-- Supplied records --
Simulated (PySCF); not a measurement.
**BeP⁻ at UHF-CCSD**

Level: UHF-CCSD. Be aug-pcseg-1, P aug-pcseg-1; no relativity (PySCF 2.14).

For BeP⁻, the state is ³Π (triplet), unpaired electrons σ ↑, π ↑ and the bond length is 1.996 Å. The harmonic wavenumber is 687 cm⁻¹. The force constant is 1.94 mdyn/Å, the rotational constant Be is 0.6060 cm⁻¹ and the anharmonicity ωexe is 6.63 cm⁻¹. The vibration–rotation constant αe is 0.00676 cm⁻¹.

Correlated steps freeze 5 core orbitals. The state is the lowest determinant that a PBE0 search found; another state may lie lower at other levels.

-- Assigned task --
The reply must repeat all of the records precisely.

-- Exercise result --
Simulated (PySCF); not a measurement.
**BeP⁻ at UHF-CCSD**

Level: UHF-CCSD. Be aug-pcseg-1, P aug-pcseg-1; no relativity (PySCF 2.14).

For BeP⁻, the state is ³Π (triplet), unpaired electrons σ ↑, π ↑ and the bond length is 1.996 Å. The harmonic wavenumber is 687 cm⁻¹. The force constant is 1.94 mdyn/Å, the rotational constant Be is 0.6060 cm⁻¹ and the anharmonicity ωexe is 6.63 cm⁻¹. The vibration–rotation constant αe is 0.00676 cm⁻¹.

Correlated steps freeze 5 core orbitals. The state is the lowest determinant that a PBE0 search found; another state may lie lower at other levels.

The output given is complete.